### ACTIVITY
Through the line that contains "Solution. It has", return the data below exactly, starting at its first line; leave the rest out.

### DATASET RECORDS
↓

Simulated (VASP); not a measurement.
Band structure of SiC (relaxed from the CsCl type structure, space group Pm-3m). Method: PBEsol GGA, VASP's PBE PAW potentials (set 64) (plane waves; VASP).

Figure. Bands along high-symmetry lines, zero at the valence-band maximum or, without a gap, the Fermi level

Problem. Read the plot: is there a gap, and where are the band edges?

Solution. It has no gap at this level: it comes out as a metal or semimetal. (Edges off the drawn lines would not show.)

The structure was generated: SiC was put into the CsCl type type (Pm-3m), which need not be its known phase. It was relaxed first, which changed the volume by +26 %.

↑

### EXERCISE OUTPUT
Simulated (VASP); not a measurement.
Band structure of SiC (relaxed from the CsCl type structure, space group Pm-3m). Method: PBEsol GGA, VASP's PBE PAW potentials (set 64) (plane waves; VASP).

Figure. Bands along high-symmetry lines, zero at the valence-band maximum or, without a gap, the Fermi level

Problem. Read the plot: is there a gap, and where are the band edges?

Solution. It has no gap at this level: it comes out as a metal or semimetal. (Edges off the drawn lines would not show.)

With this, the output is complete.